Every record must come back exactly as given.

[Start of Attachment]

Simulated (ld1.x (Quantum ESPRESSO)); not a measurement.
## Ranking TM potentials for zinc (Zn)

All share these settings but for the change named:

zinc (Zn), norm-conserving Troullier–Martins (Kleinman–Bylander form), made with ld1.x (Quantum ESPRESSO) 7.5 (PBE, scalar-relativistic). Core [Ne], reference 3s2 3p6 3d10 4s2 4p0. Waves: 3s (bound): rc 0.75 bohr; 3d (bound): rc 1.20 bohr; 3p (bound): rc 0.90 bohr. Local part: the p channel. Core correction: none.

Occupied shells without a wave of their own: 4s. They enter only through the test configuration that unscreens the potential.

[End of Attachment]

▸ ANSWER SPACE:
Simulated (ld1.x (Quantum ESPRESSO)); not a measurement.
## Ranking TM potentials for zinc (Zn)

All share these settings but for the change named:

zinc (Zn), norm-conserving Troullier–Martins (Kleinman–Bylander form), made with ld1.x (Quantum ESPRESSO) 7.5 (PBE, scalar-relativistic). Core [Ne], reference 3s2 3p6 3d10 4s2 4p0. Waves: 3s (bound): rc 0.75 bohr; 3d (bound): rc 1.20 bohr; 3p (bound): rc 0.90 bohr. Local part: the p channel. Core correction: none.

Occupied shells without a wave of their own: 4s. They enter only through the test configuration that unscreens the potential.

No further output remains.